### TASK ITEM
Could you give the data below again, exactly and completely?

──────────

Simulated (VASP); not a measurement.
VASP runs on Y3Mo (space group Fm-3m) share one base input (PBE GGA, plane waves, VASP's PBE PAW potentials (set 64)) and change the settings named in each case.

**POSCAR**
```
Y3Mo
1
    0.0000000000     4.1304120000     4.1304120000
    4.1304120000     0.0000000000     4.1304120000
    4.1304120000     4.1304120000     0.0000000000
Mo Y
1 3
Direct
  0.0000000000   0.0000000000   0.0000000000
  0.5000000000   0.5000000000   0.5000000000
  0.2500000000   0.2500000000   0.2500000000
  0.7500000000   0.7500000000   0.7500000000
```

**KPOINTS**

──────────

### REPLY
Simulated (VASP); not a measurement.
VASP runs on Y3Mo (space group Fm-3m) share one base input (PBE GGA, plane waves, VASP's PBE PAW potentials (set 64)) and change the settings named in each case.

**POSCAR**
```
Y3Mo
1
    0.0000000000     4.1304120000     4.1304120000
    4.1304120000     0.0000000000     4.1304120000
    4.1304120000     4.1304120000     0.0000000000
Mo Y
1 3
Direct
  0.0000000000   0.0000000000   0.0000000000
  0.5000000000   0.5000000000   0.5000000000
  0.2500000000   0.2500000000   0.2500000000
  0.7500000000   0.7500000000   0.7500000000
```

**KPOINTS**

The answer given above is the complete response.